=== TASK ITEM ===
Output nothing but the lines from the first line of the entries to the line with "Method: TDDFT B3LYP/def2-SVPD, vertical, gas", inclusive, exactly as they read.

──────── INFORMATION SUPPLIED ────────

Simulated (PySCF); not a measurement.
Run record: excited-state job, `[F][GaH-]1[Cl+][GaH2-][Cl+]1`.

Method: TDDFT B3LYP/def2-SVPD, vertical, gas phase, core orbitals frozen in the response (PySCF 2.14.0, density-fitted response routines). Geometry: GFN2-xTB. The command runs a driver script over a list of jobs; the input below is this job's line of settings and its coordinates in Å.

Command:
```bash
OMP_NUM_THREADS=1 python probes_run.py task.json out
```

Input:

────────

=== EXERCISE OUTPUT ===
Simulated (PySCF); not a measurement.
Run record: excited-state job, `[F][GaH-]1[Cl+][GaH2-][Cl+]1`.

Method: TDDFT B3LYP/def2-SVPD, vertical, gas phase, core orbitals frozen in the response (PySCF 2.14.0, density-fitted response routines). Geometry: GFN2-xTB. The command runs a driver script over a list of jobs; the input below is this job's line of settings and its coordinates in Å.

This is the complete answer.